━━━━━━

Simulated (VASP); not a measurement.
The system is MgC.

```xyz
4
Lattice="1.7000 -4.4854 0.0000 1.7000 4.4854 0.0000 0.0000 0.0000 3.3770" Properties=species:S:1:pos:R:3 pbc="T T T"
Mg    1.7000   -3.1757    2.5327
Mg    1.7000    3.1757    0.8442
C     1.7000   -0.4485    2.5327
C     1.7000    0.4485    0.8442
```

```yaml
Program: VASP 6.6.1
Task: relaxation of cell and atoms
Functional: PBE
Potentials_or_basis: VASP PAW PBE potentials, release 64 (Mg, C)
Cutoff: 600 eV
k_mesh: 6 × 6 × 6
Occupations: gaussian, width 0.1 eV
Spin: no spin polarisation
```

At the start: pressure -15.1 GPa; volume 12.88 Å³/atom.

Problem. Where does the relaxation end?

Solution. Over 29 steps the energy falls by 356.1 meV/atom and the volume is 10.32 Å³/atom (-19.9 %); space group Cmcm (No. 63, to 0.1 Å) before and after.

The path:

━━━━━━

Requirement
The lines to return begin at the first line of the records and end at the line holding "Solution. Over 29"; please return them exactly, including both, and nothing beyond.

Your solution
Simulated (VASP); not a measurement.
The system is MgC.

```xyz
4
Lattice="1.7000 -4.4854 0.0000 1.7000 4.4854 0.0000 0.0000 0.0000 3.3770" Properties=species:S:1:pos:R:3 pbc="T T T"
Mg    1.7000   -3.1757    2.5327
Mg    1.7000    3.1757    0.8442
C     1.7000   -0.4485    2.5327
C     1.7000    0.4485    0.8442
```

```yaml
Program: VASP 6.6.1
Task: relaxation of cell and atoms
Functional: PBE
Potentials_or_basis: VASP PAW PBE potentials, release 64 (Mg, C)
Cutoff: 600 eV
k_mesh: 6 × 6 × 6
Occupations: gaussian, width 0.1 eV
Spin: no spin polarisation
```

At the start: pressure -15.1 GPa; volume 12.88 Å³/atom.

Problem. Where does the relaxation end?

Solution. Over 29 steps the energy falls by 356.1 meV/atom and the volume is 10.32 Å³/atom (-19.9 %); space group Cmcm (No. 63, to 0.1 Å) before and after.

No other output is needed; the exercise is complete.